REQUIREMENT:
Starting with the first line of the records, write out each line exactly until you have included the line containing "Map of the Laplacian".

_ _ _

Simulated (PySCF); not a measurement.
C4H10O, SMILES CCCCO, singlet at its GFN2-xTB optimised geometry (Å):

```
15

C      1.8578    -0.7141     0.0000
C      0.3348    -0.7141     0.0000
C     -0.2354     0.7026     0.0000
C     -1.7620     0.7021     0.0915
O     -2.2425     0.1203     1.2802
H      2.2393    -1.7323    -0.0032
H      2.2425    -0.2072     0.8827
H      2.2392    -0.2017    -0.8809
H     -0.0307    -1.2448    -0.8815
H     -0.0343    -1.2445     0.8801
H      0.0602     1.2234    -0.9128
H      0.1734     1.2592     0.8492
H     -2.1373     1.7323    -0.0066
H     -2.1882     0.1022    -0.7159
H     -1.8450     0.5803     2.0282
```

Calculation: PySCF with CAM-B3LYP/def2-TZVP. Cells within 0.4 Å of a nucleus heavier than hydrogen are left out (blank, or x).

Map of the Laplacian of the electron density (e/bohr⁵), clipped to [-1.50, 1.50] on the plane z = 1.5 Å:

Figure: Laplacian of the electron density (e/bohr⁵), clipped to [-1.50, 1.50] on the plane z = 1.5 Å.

_ _ _

REPLY:
Simulated (PySCF); not a measurement.
C4H10O, SMILES CCCCO, singlet at its GFN2-xTB optimised geometry (Å):

```
15

C      1.8578    -0.7141     0.0000
C      0.3348    -0.7141     0.0000
C     -0.2354     0.7026     0.0000
C     -1.7620     0.7021     0.0915
O     -2.2425     0.1203     1.2802
H      2.2393    -1.7323    -0.0032
H      2.2425    -0.2072     0.8827
H      2.2392    -0.2017    -0.8809
H     -0.0307    -1.2448    -0.8815
H     -0.0343    -1.2445     0.8801
H      0.0602     1.2234    -0.9128
H      0.1734     1.2592     0.8492
H     -2.1373     1.7323    -0.0066
H     -2.1882     0.1022    -0.7159
H     -1.8450     0.5803     2.0282
```

Calculation: PySCF with CAM-B3LYP/def2-TZVP. Cells within 0.4 Å of a nucleus heavier than hydrogen are left out (blank, or x).

Map of the Laplacian of the electron density (e/bohr⁵), clipped to [-1.50, 1.50] on the plane z = 1.5 Å:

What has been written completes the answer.